[RECORD EXTRACTS — start]

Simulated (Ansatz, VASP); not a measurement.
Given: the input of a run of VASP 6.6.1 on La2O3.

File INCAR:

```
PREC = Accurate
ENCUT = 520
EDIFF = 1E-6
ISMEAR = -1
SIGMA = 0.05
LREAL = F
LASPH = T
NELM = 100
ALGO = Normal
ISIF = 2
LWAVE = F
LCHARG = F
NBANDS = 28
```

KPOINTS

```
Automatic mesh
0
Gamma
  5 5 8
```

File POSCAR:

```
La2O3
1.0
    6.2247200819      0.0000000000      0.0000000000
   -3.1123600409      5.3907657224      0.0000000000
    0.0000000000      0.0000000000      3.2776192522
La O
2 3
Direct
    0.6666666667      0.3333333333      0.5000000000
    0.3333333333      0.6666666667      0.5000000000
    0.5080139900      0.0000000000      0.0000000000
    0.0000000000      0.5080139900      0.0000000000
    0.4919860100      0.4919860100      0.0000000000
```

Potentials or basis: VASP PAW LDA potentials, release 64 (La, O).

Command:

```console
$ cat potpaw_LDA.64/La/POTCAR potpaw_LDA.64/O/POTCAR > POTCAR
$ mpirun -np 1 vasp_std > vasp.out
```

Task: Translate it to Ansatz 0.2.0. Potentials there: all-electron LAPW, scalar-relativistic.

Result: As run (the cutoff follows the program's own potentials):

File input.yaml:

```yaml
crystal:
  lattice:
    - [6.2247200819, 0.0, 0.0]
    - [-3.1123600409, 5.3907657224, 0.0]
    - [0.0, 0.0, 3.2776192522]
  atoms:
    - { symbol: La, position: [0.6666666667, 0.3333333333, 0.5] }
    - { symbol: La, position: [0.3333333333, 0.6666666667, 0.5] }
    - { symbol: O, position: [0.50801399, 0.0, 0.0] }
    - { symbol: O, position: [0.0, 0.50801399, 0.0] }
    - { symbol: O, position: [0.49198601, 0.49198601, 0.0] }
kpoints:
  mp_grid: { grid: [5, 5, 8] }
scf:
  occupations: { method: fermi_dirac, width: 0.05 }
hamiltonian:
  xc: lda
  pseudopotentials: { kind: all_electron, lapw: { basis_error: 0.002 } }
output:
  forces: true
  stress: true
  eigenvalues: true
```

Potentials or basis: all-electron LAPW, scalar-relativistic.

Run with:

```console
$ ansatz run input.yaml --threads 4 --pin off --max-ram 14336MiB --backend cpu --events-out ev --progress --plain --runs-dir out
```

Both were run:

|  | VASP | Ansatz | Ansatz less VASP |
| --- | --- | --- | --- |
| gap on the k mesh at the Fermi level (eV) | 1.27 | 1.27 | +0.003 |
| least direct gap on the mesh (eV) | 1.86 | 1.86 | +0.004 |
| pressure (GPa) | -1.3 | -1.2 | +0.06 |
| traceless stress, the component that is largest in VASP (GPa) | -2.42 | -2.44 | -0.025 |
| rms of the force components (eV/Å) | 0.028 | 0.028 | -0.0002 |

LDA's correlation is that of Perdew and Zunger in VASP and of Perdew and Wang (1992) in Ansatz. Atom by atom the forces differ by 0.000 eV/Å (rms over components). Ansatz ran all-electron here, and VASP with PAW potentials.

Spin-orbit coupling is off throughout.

[RECORD EXTRACTS — finish]

### BRIEF
What you retype should run from the first line of the entries above through the line containing "-1.2 | +0.06 |", exactly and in full.

### RESULT
Simulated (Ansatz, VASP); not a measurement.
Given: the input of a run of VASP 6.6.1 on La2O3.

File INCAR:

```
PREC = Accurate
ENCUT = 520
EDIFF = 1E-6
ISMEAR = -1
SIGMA = 0.05
LREAL = F
LASPH = T
NELM = 100
ALGO = Normal
ISIF = 2
LWAVE = F
LCHARG = F
NBANDS = 28
```

KPOINTS

```
Automatic mesh
0
Gamma
  5 5 8
```

File POSCAR:

```
La2O3
1.0
    6.2247200819      0.0000000000      0.0000000000
   -3.1123600409      5.3907657224      0.0000000000
    0.0000000000      0.0000000000      3.2776192522
La O
2 3
Direct
    0.6666666667      0.3333333333      0.5000000000
    0.3333333333      0.6666666667      0.5000000000
    0.5080139900      0.0000000000      0.0000000000
    0.0000000000      0.5080139900      0.0000000000
    0.4919860100      0.4919860100      0.0000000000
```

Potentials or basis: VASP PAW LDA potentials, release 64 (La, O).

Command:

```console
$ cat potpaw_LDA.64/La/POTCAR potpaw_LDA.64/O/POTCAR > POTCAR
$ mpirun -np 1 vasp_std > vasp.out
```

Task: Translate it to Ansatz 0.2.0. Potentials there: all-electron LAPW, scalar-relativistic.

Result: As run (the cutoff follows the program's own potentials):

File input.yaml:

```yaml
crystal:
  lattice:
    - [6.2247200819, 0.0, 0.0]
    - [-3.1123600409, 5.3907657224, 0.0]
    - [0.0, 0.0, 3.2776192522]
  atoms:
    - { symbol: La, position: [0.6666666667, 0.3333333333, 0.5] }
    - { symbol: La, position: [0.3333333333, 0.6666666667, 0.5] }
    - { symbol: O, position: [0.50801399, 0.0, 0.0] }
    - { symbol: O, position: [0.0, 0.50801399, 0.0] }
    - { symbol: O, position: [0.49198601, 0.49198601, 0.0] }
kpoints:
  mp_grid: { grid: [5, 5, 8] }
scf:
  occupations: { method: fermi_dirac, width: 0.05 }
hamiltonian:
  xc: lda
  pseudopotentials: { kind: all_electron, lapw: { basis_error: 0.002 } }
output:
  forces: true
  stress: true
  eigenvalues: true
```

Potentials or basis: all-electron LAPW, scalar-relativistic.

Run with:

```console
$ ansatz run input.yaml --threads 4 --pin off --max-ram 14336MiB --backend cpu --events-out ev --progress --plain --runs-dir out
```

Both were run:

|  | VASP | Ansatz | Ansatz less VASP |
| --- | --- | --- | --- |
| gap on the k mesh at the Fermi level (eV) | 1.27 | 1.27 | +0.003 |
| least direct gap on the mesh (eV) | 1.86 | 1.86 | +0.004 |
| pressure (GPa) | -1.3 | -1.2 | +0.06 |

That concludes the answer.